Brief:
Copy out exactly the lines from the start of the data to the line containing "release 64 (C) |". Include both.

=== Provided material ===
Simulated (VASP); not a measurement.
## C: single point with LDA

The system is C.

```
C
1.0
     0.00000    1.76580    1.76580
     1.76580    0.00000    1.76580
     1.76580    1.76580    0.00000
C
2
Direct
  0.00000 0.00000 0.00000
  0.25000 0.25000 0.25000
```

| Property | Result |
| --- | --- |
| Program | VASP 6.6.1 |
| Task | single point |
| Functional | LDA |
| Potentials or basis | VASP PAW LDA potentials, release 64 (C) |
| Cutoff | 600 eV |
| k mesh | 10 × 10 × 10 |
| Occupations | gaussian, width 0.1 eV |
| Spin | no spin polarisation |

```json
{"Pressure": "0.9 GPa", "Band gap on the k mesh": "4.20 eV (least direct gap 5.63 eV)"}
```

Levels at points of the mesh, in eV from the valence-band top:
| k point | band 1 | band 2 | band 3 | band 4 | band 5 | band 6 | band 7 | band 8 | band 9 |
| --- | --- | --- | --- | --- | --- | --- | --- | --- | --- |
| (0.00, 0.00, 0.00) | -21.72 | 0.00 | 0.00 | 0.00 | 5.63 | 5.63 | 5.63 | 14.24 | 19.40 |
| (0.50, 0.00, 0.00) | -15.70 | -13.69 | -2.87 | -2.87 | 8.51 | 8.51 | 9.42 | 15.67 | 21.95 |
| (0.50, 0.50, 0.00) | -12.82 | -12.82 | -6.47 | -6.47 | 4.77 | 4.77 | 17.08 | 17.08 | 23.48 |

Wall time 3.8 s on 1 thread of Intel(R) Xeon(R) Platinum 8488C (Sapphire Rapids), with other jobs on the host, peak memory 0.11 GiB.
===

Task solution:
Simulated (VASP); not a measurement.
## C: single point with LDA

The system is C.

```
C
1.0
     0.00000    1.76580    1.76580
     1.76580    0.00000    1.76580
     1.76580    1.76580    0.00000
C
2
Direct
  0.00000 0.00000 0.00000
  0.25000 0.25000 0.25000
```

| Property | Result |
| --- | --- |
| Program | VASP 6.6.1 |
| Task | single point |
| Functional | LDA |
| Potentials or basis | VASP PAW LDA potentials, release 64 (C) |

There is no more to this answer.